Work instruction:
Be exact. Print each record as it stands.

Source data:
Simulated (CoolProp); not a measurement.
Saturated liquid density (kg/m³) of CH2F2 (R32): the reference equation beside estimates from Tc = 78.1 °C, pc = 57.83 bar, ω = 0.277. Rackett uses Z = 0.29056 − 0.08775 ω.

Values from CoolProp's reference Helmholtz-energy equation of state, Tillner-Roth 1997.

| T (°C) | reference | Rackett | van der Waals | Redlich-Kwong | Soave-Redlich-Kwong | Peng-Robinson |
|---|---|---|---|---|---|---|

Response box:
Simulated (CoolProp); not a measurement.
Saturated liquid density (kg/m³) of CH2F2 (R32): the reference equation beside estimates from Tc = 78.1 °C, pc = 57.83 bar, ω = 0.277. Rackett uses Z = 0.29056 − 0.08775 ω.

Values from CoolProp's reference Helmholtz-energy equation of state, Tillner-Roth 1997.

| T (°C) | reference | Rackett | van der Waals | Redlich-Kwong | Soave-Redlich-Kwong | Peng-Robinson |
|---|---|---|---|---|---|---|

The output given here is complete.